**Information supplied**
+---+

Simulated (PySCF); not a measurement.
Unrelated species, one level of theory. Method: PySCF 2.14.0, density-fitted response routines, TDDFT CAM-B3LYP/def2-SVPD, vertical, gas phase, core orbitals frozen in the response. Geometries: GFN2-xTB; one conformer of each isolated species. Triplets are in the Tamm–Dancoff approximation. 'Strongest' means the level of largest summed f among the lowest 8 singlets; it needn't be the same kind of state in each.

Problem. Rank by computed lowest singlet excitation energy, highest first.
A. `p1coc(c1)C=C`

+---+

**Work instruction**
Output the whole listing above again, word for word.

**Worked solution**
Simulated (PySCF); not a measurement.
Unrelated species, one level of theory. Method: PySCF 2.14.0, density-fitted response routines, TDDFT CAM-B3LYP/def2-SVPD, vertical, gas phase, core orbitals frozen in the response. Geometries: GFN2-xTB; one conformer of each isolated species. Triplets are in the Tamm–Dancoff approximation. 'Strongest' means the level of largest summed f among the lowest 8 singlets; it needn't be the same kind of state in each.

Problem. Rank by computed lowest singlet excitation energy, highest first.
A. `p1coc(c1)C=C`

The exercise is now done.